- WORK TASK
Print every record exactly, omitting none.

- DATA FOR REVIEW
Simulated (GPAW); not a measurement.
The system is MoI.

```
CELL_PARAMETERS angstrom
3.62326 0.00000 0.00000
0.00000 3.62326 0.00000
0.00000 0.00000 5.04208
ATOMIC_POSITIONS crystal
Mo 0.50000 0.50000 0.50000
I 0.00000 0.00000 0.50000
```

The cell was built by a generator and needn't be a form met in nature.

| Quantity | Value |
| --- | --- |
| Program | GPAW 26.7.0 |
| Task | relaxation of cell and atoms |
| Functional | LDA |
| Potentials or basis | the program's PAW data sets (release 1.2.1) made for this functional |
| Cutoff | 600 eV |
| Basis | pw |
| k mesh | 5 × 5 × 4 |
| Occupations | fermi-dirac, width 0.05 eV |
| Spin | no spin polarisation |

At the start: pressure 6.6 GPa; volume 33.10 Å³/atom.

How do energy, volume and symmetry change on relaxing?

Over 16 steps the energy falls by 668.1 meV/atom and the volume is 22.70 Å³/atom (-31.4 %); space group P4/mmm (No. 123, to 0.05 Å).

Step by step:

- EXERCISE RESULT
Simulated (GPAW); not a measurement.
The system is MoI.

```
CELL_PARAMETERS angstrom
3.62326 0.00000 0.00000
0.00000 3.62326 0.00000
0.00000 0.00000 5.04208
ATOMIC_POSITIONS crystal
Mo 0.50000 0.50000 0.50000
I 0.00000 0.00000 0.50000
```

The cell was built by a generator and needn't be a form met in nature.

| Quantity | Value |
| --- | --- |
| Program | GPAW 26.7.0 |
| Task | relaxation of cell and atoms |
| Functional | LDA |
| Potentials or basis | the program's PAW data sets (release 1.2.1) made for this functional |
| Cutoff | 600 eV |
| Basis | pw |
| k mesh | 5 × 5 × 4 |
| Occupations | fermi-dirac, width 0.05 eV |
| Spin | no spin polarisation |

At the start: pressure 6.6 GPa; volume 33.10 Å³/atom.

How do energy, volume and symmetry change on relaxing?

Over 16 steps the energy falls by 668.1 meV/atom and the volume is 22.70 Å³/atom (-31.4 %); space group P4/mmm (No. 123, to 0.05 Å).

Step by step:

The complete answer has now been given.